**Work instruction:** Those lines of the material below that fall between its first line and the line with "are set against**", both included, are to be repeated exactly.

++++++++

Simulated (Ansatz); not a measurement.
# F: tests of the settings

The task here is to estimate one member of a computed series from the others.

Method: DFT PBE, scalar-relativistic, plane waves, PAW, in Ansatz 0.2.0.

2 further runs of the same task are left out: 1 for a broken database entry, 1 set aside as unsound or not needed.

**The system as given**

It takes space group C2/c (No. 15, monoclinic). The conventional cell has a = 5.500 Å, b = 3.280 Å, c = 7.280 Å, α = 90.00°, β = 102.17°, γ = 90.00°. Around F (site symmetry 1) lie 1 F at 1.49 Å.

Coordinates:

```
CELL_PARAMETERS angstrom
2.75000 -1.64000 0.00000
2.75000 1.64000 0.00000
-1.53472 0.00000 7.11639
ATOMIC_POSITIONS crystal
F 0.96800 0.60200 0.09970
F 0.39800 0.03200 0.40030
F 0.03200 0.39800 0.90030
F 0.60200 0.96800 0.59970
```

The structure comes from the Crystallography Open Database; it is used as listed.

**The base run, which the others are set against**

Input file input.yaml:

++++++++

**Exercise output:**
Simulated (Ansatz); not a measurement.
# F: tests of the settings

The task here is to estimate one member of a computed series from the others.

Method: DFT PBE, scalar-relativistic, plane waves, PAW, in Ansatz 0.2.0.

2 further runs of the same task are left out: 1 for a broken database entry, 1 set aside as unsound or not needed.

**The system as given**

It takes space group C2/c (No. 15, monoclinic). The conventional cell has a = 5.500 Å, b = 3.280 Å, c = 7.280 Å, α = 90.00°, β = 102.17°, γ = 90.00°. Around F (site symmetry 1) lie 1 F at 1.49 Å.

Coordinates:

```
CELL_PARAMETERS angstrom
2.75000 -1.64000 0.00000
2.75000 1.64000 0.00000
-1.53472 0.00000 7.11639
ATOMIC_POSITIONS crystal
F 0.96800 0.60200 0.09970
F 0.39800 0.03200 0.40030
F 0.03200 0.39800 0.90030
F 0.60200 0.96800 0.59970
```

The structure comes from the Crystallography Open Database; it is used as listed.

**The base run, which the others are set against**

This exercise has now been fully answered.